Action item » Give back exactly the lines of the material below that start at the line containing "A constrained relaxation" and end at the line containing "Style: ball-and-stick. Shown", and no others.

------------------------------------

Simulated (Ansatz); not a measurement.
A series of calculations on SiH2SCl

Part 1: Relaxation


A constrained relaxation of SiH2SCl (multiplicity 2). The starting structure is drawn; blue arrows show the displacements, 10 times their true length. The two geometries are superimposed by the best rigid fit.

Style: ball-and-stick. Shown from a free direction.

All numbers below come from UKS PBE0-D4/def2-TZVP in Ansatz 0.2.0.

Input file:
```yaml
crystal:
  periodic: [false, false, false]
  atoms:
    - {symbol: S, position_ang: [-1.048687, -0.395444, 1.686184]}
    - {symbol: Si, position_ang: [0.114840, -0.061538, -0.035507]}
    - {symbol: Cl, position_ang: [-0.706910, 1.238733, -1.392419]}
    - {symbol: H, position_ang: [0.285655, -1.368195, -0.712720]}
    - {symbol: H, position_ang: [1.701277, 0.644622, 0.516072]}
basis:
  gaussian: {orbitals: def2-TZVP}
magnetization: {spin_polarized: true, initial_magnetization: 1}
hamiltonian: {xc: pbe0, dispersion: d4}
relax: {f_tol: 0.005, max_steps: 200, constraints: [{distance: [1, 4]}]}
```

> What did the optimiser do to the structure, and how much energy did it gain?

------------------------------------

Response area »
A constrained relaxation of SiH2SCl (multiplicity 2). The starting structure is drawn; blue arrows show the displacements, 10 times their true length. The two geometries are superimposed by the best rigid fit.

Style: ball-and-stick. Shown from a free direction.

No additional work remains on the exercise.